→ Dataset excerpts
--------

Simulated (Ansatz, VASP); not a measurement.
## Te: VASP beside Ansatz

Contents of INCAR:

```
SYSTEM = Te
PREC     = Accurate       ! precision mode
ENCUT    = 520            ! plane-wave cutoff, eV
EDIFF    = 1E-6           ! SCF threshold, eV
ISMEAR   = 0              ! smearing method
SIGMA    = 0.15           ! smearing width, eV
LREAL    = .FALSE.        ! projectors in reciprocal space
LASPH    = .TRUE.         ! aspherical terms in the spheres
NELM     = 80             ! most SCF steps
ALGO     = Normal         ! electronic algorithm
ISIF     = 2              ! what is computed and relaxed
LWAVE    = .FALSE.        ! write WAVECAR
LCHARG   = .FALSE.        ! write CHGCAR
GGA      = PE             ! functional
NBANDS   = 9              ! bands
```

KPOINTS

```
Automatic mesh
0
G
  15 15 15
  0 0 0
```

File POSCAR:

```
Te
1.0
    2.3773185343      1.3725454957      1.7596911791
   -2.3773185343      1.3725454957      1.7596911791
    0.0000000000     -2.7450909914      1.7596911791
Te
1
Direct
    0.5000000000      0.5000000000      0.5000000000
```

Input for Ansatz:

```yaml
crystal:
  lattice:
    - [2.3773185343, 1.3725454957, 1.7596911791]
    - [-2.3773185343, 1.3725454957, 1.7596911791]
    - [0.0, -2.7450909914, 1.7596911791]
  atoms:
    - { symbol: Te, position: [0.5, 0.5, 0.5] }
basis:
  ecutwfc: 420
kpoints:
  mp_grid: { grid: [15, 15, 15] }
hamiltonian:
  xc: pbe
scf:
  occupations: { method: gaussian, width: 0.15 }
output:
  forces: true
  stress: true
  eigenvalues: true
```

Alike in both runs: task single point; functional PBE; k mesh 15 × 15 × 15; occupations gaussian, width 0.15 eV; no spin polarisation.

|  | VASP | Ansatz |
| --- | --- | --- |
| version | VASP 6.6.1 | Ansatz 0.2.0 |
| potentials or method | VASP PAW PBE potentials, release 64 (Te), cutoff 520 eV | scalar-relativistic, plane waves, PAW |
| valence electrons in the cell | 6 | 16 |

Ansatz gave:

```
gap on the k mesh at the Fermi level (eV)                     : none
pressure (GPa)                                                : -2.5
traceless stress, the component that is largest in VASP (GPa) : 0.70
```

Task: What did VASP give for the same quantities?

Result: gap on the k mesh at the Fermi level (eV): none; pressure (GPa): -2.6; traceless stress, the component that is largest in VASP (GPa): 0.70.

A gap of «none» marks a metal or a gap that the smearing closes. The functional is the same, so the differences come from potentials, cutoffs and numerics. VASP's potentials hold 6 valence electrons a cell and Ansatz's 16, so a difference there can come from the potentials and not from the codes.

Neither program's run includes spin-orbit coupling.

--------

→ Activity
Retype the records above, but only those lines that fall between the line containing "Alike in both" and the line containing "from the codes.", with both of those lines included, exactly as written.

→ Problem solution
Alike in both runs: task single point; functional PBE; k mesh 15 × 15 × 15; occupations gaussian, width 0.15 eV; no spin polarisation.

|  | VASP | Ansatz |
| --- | --- | --- |
| version | VASP 6.6.1 | Ansatz 0.2.0 |
| potentials or method | VASP PAW PBE potentials, release 64 (Te), cutoff 520 eV | scalar-relativistic, plane waves, PAW |
| valence electrons in the cell | 6 | 16 |

Ansatz gave:

```
gap on the k mesh at the Fermi level (eV)                     : none
pressure (GPa)                                                : -2.5
traceless stress, the component that is largest in VASP (GPa) : 0.70
```

Task: What did VASP give for the same quantities?

Result: gap on the k mesh at the Fermi level (eV): none; pressure (GPa): -2.6; traceless stress, the component that is largest in VASP (GPa): 0.70.

A gap of «none» marks a metal or a gap that the smearing closes. The functional is the same, so the differences come from potentials, cutoffs and numerics. VASP's potentials hold 6 valence electrons a cell and Ansatz's 16, so a difference there can come from the potentials and not from the codes.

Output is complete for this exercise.